(Activity) Return only the lines running from the first line of the listing through the one with "H→L+4 13% |", unchanged.

(Recorded information)
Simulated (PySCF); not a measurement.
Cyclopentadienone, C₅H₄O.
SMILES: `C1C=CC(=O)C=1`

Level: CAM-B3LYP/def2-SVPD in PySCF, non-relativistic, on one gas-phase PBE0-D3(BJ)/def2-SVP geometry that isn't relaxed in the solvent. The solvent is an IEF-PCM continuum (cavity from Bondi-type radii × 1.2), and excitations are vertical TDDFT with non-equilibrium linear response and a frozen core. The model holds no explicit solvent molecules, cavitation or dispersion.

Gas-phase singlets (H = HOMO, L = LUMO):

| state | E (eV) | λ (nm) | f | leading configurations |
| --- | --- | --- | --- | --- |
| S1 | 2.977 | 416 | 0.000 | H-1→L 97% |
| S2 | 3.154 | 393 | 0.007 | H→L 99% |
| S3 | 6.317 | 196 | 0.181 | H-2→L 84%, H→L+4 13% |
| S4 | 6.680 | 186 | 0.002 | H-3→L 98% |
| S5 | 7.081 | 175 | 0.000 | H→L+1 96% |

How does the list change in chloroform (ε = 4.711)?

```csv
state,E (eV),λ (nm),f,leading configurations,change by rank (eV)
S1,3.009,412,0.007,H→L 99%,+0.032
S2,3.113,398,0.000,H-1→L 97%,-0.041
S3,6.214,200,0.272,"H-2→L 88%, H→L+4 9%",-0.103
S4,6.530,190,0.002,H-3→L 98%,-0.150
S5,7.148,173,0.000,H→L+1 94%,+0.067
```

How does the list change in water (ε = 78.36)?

(Task solution)
Simulated (PySCF); not a measurement.
Cyclopentadienone, C₅H₄O.
SMILES: `C1C=CC(=O)C=1`

Level: CAM-B3LYP/def2-SVPD in PySCF, non-relativistic, on one gas-phase PBE0-D3(BJ)/def2-SVP geometry that isn't relaxed in the solvent. The solvent is an IEF-PCM continuum (cavity from Bondi-type radii × 1.2), and excitations are vertical TDDFT with non-equilibrium linear response and a frozen core. The model holds no explicit solvent molecules, cavitation or dispersion.

Gas-phase singlets (H = HOMO, L = LUMO):

| state | E (eV) | λ (nm) | f | leading configurations |
| --- | --- | --- | --- | --- |
| S1 | 2.977 | 416 | 0.000 | H-1→L 97% |
| S2 | 3.154 | 393 | 0.007 | H→L 99% |
| S3 | 6.317 | 196 | 0.181 | H-2→L 84%, H→L+4 13% |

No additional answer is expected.